---------- Supplied information ----------

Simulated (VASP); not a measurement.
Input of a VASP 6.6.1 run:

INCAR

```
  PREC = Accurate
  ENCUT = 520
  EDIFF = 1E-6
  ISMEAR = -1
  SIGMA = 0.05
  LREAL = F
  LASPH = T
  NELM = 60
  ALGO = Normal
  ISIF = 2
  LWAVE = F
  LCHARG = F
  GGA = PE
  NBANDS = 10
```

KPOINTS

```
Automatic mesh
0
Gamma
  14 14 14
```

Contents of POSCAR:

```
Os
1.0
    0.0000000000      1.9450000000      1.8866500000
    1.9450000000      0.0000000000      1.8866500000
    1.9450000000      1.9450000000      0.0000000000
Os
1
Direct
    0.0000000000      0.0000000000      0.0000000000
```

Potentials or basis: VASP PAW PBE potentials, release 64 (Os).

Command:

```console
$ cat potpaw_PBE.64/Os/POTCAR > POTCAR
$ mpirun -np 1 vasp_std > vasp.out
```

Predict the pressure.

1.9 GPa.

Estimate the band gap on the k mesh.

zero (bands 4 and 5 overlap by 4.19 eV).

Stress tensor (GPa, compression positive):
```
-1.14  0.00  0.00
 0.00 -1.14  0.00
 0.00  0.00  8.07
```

----------

**Work item:** Reproduce the entries exactly, but only from their first line to the line holding "Estimate the band gap on the k mesh.", with that last line kept.

**Answer section:**
Simulated (VASP); not a measurement.
Input of a VASP 6.6.1 run:

INCAR

```
  PREC = Accurate
  ENCUT = 520
  EDIFF = 1E-6
  ISMEAR = -1
  SIGMA = 0.05
  LREAL = F
  LASPH = T
  NELM = 60
  ALGO = Normal
  ISIF = 2
  LWAVE = F
  LCHARG = F
  GGA = PE
  NBANDS = 10
```

KPOINTS

```
Automatic mesh
0
Gamma
  14 14 14
```

Contents of POSCAR:

```
Os
1.0
    0.0000000000      1.9450000000      1.8866500000
    1.9450000000      0.0000000000      1.8866500000
    1.9450000000      1.9450000000      0.0000000000
Os
1
Direct
    0.0000000000      0.0000000000      0.0000000000
```

Potentials or basis: VASP PAW PBE potentials, release 64 (Os).

Command:

```console
$ cat potpaw_PBE.64/Os/POTCAR > POTCAR
$ mpirun -np 1 vasp_std > vasp.out
```

Predict the pressure.

1.9 GPa.

Estimate the band gap on the k mesh.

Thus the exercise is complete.